=====

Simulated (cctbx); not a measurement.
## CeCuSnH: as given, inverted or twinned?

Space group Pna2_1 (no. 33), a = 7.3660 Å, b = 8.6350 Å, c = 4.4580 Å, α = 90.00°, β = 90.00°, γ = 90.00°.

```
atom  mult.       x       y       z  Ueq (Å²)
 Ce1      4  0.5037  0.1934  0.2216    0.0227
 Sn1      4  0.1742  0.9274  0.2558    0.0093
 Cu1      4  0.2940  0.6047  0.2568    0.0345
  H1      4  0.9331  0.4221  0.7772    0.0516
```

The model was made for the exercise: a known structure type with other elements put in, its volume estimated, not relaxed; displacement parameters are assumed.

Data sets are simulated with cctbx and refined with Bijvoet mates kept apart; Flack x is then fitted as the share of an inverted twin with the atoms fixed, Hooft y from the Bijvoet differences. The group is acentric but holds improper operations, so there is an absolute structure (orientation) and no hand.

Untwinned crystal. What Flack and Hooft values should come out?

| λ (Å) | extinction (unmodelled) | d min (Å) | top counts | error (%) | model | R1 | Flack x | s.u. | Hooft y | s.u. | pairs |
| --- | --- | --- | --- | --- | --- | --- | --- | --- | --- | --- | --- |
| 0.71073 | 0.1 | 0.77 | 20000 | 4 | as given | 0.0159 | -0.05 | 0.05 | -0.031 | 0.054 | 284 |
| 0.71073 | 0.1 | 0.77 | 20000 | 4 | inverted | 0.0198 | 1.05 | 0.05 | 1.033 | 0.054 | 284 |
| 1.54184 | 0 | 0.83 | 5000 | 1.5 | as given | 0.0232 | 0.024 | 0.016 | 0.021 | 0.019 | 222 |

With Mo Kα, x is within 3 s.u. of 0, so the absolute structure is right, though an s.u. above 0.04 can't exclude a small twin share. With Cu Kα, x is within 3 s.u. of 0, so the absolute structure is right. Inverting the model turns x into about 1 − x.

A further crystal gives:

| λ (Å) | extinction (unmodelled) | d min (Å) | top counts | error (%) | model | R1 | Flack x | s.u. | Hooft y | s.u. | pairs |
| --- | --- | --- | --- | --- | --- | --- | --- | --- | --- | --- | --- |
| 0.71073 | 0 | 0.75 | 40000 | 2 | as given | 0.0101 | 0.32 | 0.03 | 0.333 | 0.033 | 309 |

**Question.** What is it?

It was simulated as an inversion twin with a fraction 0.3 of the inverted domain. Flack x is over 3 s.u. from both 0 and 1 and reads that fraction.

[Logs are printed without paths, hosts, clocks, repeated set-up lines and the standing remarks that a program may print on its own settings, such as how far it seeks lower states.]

=====

- [REQUIREMENT]: Word for word, repeat the data from its first line through the line with "Untwinned crystal. What", including both of those lines and no others.

- [YOUR SOLUTION]:
Simulated (cctbx); not a measurement.
## CeCuSnH: as given, inverted or twinned?

Space group Pna2_1 (no. 33), a = 7.3660 Å, b = 8.6350 Å, c = 4.4580 Å, α = 90.00°, β = 90.00°, γ = 90.00°.

```
atom  mult.       x       y       z  Ueq (Å²)
 Ce1      4  0.5037  0.1934  0.2216    0.0227
 Sn1      4  0.1742  0.9274  0.2558    0.0093
 Cu1      4  0.2940  0.6047  0.2568    0.0345
  H1      4  0.9331  0.4221  0.7772    0.0516
```

The model was made for the exercise: a known structure type with other elements put in, its volume estimated, not relaxed; displacement parameters are assumed.

Data sets are simulated with cctbx and refined with Bijvoet mates kept apart; Flack x is then fitted as the share of an inverted twin with the atoms fixed, Hooft y from the Bijvoet differences. The group is acentric but holds improper operations, so there is an absolute structure (orientation) and no hand.

Untwinned crystal. What Flack and Hooft values should come out?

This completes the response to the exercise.